Segment Start: Data provided

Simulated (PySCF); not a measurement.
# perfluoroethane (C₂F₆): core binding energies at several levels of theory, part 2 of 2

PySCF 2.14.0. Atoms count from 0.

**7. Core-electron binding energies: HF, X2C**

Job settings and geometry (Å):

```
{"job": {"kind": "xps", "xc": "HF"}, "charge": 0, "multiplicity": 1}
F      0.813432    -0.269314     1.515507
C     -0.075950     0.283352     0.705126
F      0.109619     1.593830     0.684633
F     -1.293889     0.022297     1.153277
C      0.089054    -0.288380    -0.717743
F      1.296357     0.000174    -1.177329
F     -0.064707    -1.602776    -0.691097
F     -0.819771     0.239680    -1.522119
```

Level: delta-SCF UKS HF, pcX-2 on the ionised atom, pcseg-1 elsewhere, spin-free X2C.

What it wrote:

Segment End: Data provided

- Work order
Output all of the entries, exactly as they are written.

- Your response
Simulated (PySCF); not a measurement.
# perfluoroethane (C₂F₆): core binding energies at several levels of theory, part 2 of 2

PySCF 2.14.0. Atoms count from 0.

**7. Core-electron binding energies: HF, X2C**

Job settings and geometry (Å):

```
{"job": {"kind": "xps", "xc": "HF"}, "charge": 0, "multiplicity": 1}
F      0.813432    -0.269314     1.515507
C     -0.075950     0.283352     0.705126
F      0.109619     1.593830     0.684633
F     -1.293889     0.022297     1.153277
C      0.089054    -0.288380    -0.717743
F      1.296357     0.000174    -1.177329
F     -0.064707    -1.602776    -0.691097
F     -0.819771     0.239680    -1.522119
```

Level: delta-SCF UKS HF, pcX-2 on the ionised atom, pcseg-1 elsewhere, spin-free X2C.

What it wrote:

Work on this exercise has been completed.